» Work request
Only the lines from the top of the data through the line with "Potentials or basis: VASP" should be repeated, each exactly as written.

──────────────────────────────
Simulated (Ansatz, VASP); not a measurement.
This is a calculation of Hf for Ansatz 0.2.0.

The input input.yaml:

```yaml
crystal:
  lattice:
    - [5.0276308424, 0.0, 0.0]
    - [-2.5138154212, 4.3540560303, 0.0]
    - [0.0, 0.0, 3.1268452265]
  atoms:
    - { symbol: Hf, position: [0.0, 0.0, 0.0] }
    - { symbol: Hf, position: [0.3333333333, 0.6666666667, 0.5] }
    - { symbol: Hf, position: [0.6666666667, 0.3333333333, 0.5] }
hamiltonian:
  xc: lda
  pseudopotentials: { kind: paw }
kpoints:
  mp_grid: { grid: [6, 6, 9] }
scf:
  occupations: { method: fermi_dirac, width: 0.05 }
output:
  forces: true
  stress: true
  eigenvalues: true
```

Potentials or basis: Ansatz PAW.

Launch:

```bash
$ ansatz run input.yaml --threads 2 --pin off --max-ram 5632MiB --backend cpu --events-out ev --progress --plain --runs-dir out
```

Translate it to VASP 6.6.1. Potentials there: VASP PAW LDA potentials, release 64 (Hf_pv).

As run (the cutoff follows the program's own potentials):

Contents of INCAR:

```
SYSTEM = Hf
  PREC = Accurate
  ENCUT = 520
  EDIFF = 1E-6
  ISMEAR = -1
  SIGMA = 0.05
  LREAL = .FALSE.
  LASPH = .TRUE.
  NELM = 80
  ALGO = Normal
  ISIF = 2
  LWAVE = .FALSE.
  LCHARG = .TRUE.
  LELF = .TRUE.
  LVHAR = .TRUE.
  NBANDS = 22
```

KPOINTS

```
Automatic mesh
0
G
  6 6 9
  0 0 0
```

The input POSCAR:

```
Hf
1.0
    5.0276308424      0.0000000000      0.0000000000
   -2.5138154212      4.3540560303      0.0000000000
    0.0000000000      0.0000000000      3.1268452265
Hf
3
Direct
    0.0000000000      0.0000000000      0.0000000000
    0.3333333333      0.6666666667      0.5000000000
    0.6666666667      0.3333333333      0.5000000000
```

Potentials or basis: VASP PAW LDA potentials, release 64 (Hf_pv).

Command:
──────────────────────────────

» Exercise result
Simulated (Ansatz, VASP); not a measurement.
This is a calculation of Hf for Ansatz 0.2.0.

The input input.yaml:

```yaml
crystal:
  lattice:
    - [5.0276308424, 0.0, 0.0]
    - [-2.5138154212, 4.3540560303, 0.0]
    - [0.0, 0.0, 3.1268452265]
  atoms:
    - { symbol: Hf, position: [0.0, 0.0, 0.0] }
    - { symbol: Hf, position: [0.3333333333, 0.6666666667, 0.5] }
    - { symbol: Hf, position: [0.6666666667, 0.3333333333, 0.5] }
hamiltonian:
  xc: lda
  pseudopotentials: { kind: paw }
kpoints:
  mp_grid: { grid: [6, 6, 9] }
scf:
  occupations: { method: fermi_dirac, width: 0.05 }
output:
  forces: true
  stress: true
  eigenvalues: true
```

Potentials or basis: Ansatz PAW.

Launch:

```bash
$ ansatz run input.yaml --threads 2 --pin off --max-ram 5632MiB --backend cpu --events-out ev --progress --plain --runs-dir out
```

Translate it to VASP 6.6.1. Potentials there: VASP PAW LDA potentials, release 64 (Hf_pv).

As run (the cutoff follows the program's own potentials):

Contents of INCAR:

```
SYSTEM = Hf
  PREC = Accurate
  ENCUT = 520
  EDIFF = 1E-6
  ISMEAR = -1
  SIGMA = 0.05
  LREAL = .FALSE.
  LASPH = .TRUE.
  NELM = 80
  ALGO = Normal
  ISIF = 2
  LWAVE = .FALSE.
  LCHARG = .TRUE.
  LELF = .TRUE.
  LVHAR = .TRUE.
  NBANDS = 22
```

KPOINTS

```
Automatic mesh
0
G
  6 6 9
  0 0 0
```

The input POSCAR:

```
Hf
1.0
    5.0276308424      0.0000000000      0.0000000000
   -2.5138154212      4.3540560303      0.0000000000
    0.0000000000      0.0000000000      3.1268452265
Hf
3
Direct
    0.0000000000      0.0000000000      0.0000000000
    0.3333333333      0.6666666667      0.5000000000
    0.6666666667      0.3333333333      0.5000000000
```

Potentials or basis: VASP PAW LDA potentials, release 64 (Hf_pv).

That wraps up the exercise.